▶ _Requirement_
Each and every line of the data must appear exactly as given.

▶ _Recorded data_
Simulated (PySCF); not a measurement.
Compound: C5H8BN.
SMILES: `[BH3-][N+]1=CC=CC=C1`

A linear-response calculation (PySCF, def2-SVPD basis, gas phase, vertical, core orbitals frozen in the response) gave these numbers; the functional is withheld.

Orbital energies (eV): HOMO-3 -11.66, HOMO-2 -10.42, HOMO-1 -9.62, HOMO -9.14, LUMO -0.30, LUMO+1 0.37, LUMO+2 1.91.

▶ _Exercise result_
Simulated (PySCF); not a measurement.
Compound: C5H8BN.
SMILES: `[BH3-][N+]1=CC=CC=C1`

A linear-response calculation (PySCF, def2-SVPD basis, gas phase, vertical, core orbitals frozen in the response) gave these numbers; the functional is withheld.

Orbital energies (eV): HOMO-3 -11.66, HOMO-2 -10.42, HOMO-1 -9.62, HOMO -9.14, LUMO -0.30, LUMO+1 0.37, LUMO+2 1.91.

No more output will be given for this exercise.